> [Stored data]:
-=-=-=-=-

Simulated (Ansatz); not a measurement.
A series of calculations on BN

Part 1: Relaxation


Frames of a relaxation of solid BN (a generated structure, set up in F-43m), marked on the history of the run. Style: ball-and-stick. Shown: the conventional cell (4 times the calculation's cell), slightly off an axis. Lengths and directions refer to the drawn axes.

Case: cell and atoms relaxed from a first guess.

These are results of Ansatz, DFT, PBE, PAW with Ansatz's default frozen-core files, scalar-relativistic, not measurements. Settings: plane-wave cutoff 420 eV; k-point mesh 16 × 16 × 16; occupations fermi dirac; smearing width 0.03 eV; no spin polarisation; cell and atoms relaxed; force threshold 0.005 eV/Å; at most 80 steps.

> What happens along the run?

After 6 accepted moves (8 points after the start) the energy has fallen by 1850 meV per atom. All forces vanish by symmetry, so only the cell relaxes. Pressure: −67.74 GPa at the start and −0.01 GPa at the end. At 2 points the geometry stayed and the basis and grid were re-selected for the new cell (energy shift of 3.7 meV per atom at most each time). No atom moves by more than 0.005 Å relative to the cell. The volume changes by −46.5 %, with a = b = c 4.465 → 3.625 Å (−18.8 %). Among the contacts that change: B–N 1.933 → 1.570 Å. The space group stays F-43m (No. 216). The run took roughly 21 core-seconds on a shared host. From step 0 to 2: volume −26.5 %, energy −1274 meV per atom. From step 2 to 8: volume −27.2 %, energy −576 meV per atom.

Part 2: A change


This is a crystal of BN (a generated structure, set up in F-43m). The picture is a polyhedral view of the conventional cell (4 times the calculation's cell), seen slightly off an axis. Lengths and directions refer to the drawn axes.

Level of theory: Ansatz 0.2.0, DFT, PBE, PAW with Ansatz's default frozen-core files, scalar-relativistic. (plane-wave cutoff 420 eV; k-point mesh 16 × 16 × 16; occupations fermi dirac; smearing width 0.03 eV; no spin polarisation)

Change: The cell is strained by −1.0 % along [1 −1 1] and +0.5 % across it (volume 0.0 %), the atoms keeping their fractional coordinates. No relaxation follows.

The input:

-=-=-=-=-

> [Assigned task]: Above are the records; please copy exactly their first line and each line after it through the line containing "along the run?", and no line after that.

> [Written solution]:
Simulated (Ansatz); not a measurement.
A series of calculations on BN

Part 1: Relaxation


Frames of a relaxation of solid BN (a generated structure, set up in F-43m), marked on the history of the run. Style: ball-and-stick. Shown: the conventional cell (4 times the calculation's cell), slightly off an axis. Lengths and directions refer to the drawn axes.

Case: cell and atoms relaxed from a first guess.

These are results of Ansatz, DFT, PBE, PAW with Ansatz's default frozen-core files, scalar-relativistic, not measurements. Settings: plane-wave cutoff 420 eV; k-point mesh 16 × 16 × 16; occupations fermi dirac; smearing width 0.03 eV; no spin polarisation; cell and atoms relaxed; force threshold 0.005 eV/Å; at most 80 steps.

> What happens along the run?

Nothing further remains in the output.